Work task: Copy verbatim the material from its first line to the line that holds "spin multiplicity 1.", including that line.

··· Data records
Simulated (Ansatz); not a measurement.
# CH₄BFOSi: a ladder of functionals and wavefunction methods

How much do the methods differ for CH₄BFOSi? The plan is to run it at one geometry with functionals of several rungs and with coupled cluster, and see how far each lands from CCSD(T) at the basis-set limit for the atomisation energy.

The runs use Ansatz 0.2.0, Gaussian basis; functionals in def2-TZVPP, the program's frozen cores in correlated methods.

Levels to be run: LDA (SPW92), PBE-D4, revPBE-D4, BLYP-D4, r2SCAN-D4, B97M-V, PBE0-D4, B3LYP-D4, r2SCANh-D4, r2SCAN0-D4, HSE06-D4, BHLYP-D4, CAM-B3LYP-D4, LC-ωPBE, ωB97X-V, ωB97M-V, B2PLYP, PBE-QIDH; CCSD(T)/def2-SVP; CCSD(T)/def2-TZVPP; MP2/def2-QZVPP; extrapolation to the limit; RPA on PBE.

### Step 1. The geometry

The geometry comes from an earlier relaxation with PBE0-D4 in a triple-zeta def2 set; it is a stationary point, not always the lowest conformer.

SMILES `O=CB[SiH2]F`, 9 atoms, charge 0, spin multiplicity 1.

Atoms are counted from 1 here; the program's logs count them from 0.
······

Written solution:
Simulated (Ansatz); not a measurement.
# CH₄BFOSi: a ladder of functionals and wavefunction methods

How much do the methods differ for CH₄BFOSi? The plan is to run it at one geometry with functionals of several rungs and with coupled cluster, and see how far each lands from CCSD(T) at the basis-set limit for the atomisation energy.

The runs use Ansatz 0.2.0, Gaussian basis; functionals in def2-TZVPP, the program's frozen cores in correlated methods.

Levels to be run: LDA (SPW92), PBE-D4, revPBE-D4, BLYP-D4, r2SCAN-D4, B97M-V, PBE0-D4, B3LYP-D4, r2SCANh-D4, r2SCAN0-D4, HSE06-D4, BHLYP-D4, CAM-B3LYP-D4, LC-ωPBE, ωB97X-V, ωB97M-V, B2PLYP, PBE-QIDH; CCSD(T)/def2-SVP; CCSD(T)/def2-TZVPP; MP2/def2-QZVPP; extrapolation to the limit; RPA on PBE.

### Step 1. The geometry

The geometry comes from an earlier relaxation with PBE0-D4 in a triple-zeta def2 set; it is a stationary point, not always the lowest conformer.

SMILES `O=CB[SiH2]F`, 9 atoms, charge 0, spin multiplicity 1.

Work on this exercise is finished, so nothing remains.